■ **ENTRIES PROVIDED**:
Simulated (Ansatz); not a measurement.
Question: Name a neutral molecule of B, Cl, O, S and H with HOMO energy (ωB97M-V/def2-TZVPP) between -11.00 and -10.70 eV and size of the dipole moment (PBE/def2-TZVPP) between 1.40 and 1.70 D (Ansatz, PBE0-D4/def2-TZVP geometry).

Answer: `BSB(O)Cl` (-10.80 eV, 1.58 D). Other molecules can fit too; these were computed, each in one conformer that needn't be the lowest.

■ **REQUIREMENT**: When you reach the line that contains "Question: Name a", stop; output it and every line before it from the start of the data, exactly as written.

■ **TASK RESULT**:
Simulated (Ansatz); not a measurement.
Question: Name a neutral molecule of B, Cl, O, S and H with HOMO energy (ωB97M-V/def2-TZVPP) between -11.00 and -10.70 eV and size of the dipole moment (PBE/def2-TZVPP) between 1.40 and 1.70 D (Ansatz, PBE0-D4/def2-TZVP geometry).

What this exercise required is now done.